/---
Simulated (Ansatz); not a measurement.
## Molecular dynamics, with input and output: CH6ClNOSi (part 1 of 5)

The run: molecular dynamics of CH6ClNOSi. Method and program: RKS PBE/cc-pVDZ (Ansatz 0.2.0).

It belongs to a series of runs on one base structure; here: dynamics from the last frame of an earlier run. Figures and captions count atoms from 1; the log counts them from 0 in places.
\---

REQUIREMENT:
Each line of the material should be duplicated exactly, please.

RESPONSE:
Simulated (Ansatz); not a measurement.
## Molecular dynamics, with input and output: CH6ClNOSi (part 1 of 5)

The run: molecular dynamics of CH6ClNOSi. Method and program: RKS PBE/cc-pVDZ (Ansatz 0.2.0).

It belongs to a series of runs on one base structure; here: dynamics from the last frame of an earlier run. Figures and captions count atoms from 1; the log counts them from 0 in places.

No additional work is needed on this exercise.